__Assigned task__: Write out, word for word, every line in the data below from the one containing "3p1/2 | -100.9212 |" to the one containing "Which element is", both of them included.

╭─ Data listing
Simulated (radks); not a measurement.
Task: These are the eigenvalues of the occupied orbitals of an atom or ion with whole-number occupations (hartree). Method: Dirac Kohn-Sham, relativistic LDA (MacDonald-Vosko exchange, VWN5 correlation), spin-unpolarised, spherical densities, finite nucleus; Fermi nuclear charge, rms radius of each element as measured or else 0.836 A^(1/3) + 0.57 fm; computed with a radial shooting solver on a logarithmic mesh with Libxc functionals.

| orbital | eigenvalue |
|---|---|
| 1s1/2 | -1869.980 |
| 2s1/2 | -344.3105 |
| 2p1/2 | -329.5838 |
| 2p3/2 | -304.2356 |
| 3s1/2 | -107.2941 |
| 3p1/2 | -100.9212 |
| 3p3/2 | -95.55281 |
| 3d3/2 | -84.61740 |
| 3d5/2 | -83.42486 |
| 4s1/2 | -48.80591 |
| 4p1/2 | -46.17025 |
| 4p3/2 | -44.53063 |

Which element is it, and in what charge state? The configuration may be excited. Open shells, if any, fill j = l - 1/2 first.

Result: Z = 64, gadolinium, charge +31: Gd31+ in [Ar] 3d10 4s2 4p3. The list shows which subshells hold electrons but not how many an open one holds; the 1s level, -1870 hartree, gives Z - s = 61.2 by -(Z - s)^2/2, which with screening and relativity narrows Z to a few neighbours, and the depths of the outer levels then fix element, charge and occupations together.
╰─

__Response box__:
| 3p1/2 | -100.9212 |
| 3p3/2 | -95.55281 |
| 3d3/2 | -84.61740 |
| 3d5/2 | -83.42486 |
| 4s1/2 | -48.80591 |
| 4p1/2 | -46.17025 |
| 4p3/2 | -44.53063 |

Which element is it, and in what charge state? The configuration may be excited. Open shells, if any, fill j = l - 1/2 first.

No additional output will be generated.